Data listing:
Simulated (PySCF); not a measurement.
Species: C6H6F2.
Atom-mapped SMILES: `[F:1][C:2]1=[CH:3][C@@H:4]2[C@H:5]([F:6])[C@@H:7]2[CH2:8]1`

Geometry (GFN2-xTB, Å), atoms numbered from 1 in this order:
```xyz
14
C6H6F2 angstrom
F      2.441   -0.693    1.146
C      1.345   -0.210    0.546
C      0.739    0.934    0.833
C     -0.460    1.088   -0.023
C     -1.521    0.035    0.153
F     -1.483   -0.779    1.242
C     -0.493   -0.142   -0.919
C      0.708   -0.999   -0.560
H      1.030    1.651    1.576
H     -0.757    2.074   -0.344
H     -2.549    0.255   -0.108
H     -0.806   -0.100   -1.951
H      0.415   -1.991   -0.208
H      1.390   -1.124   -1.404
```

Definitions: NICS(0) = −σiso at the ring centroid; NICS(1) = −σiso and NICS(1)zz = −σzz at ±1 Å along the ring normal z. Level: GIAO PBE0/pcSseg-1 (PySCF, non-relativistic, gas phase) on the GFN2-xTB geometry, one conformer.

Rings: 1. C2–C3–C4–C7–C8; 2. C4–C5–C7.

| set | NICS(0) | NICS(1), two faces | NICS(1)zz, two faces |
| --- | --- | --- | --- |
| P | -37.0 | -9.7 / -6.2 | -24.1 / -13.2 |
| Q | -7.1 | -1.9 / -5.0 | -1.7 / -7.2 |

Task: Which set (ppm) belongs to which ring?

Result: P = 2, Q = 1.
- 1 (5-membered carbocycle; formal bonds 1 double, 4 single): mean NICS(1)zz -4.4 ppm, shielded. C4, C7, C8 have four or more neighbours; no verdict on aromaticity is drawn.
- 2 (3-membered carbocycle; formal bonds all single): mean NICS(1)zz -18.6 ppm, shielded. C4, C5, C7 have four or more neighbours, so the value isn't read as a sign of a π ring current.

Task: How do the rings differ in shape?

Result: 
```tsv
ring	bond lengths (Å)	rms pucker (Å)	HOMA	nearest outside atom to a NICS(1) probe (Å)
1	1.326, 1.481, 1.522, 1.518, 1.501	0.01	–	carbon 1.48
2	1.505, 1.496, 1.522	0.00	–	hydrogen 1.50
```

Action item:
Exactly those lines that run from the start of the listing to the line containing "-5.0 | -1.7 / -7.2 |" should be output, and no others.

Problem solution:
Simulated (PySCF); not a measurement.
Species: C6H6F2.
Atom-mapped SMILES: `[F:1][C:2]1=[CH:3][C@@H:4]2[C@H:5]([F:6])[C@@H:7]2[CH2:8]1`

Geometry (GFN2-xTB, Å), atoms numbered from 1 in this order:
```xyz
14
C6H6F2 angstrom
F      2.441   -0.693    1.146
C      1.345   -0.210    0.546
C      0.739    0.934    0.833
C     -0.460    1.088   -0.023
C     -1.521    0.035    0.153
F     -1.483   -0.779    1.242
C     -0.493   -0.142   -0.919
C      0.708   -0.999   -0.560
H      1.030    1.651    1.576
H     -0.757    2.074   -0.344
H     -2.549    0.255   -0.108
H     -0.806   -0.100   -1.951
H      0.415   -1.991   -0.208
H      1.390   -1.124   -1.404
```

Definitions: NICS(0) = −σiso at the ring centroid; NICS(1) = −σiso and NICS(1)zz = −σzz at ±1 Å along the ring normal z. Level: GIAO PBE0/pcSseg-1 (PySCF, non-relativistic, gas phase) on the GFN2-xTB geometry, one conformer.

Rings: 1. C2–C3–C4–C7–C8; 2. C4–C5–C7.

| set | NICS(0) | NICS(1), two faces | NICS(1)zz, two faces |
| --- | --- | --- | --- |
| P | -37.0 | -9.7 / -6.2 | -24.1 / -13.2 |
| Q | -7.1 | -1.9 / -5.0 | -1.7 / -7.2 |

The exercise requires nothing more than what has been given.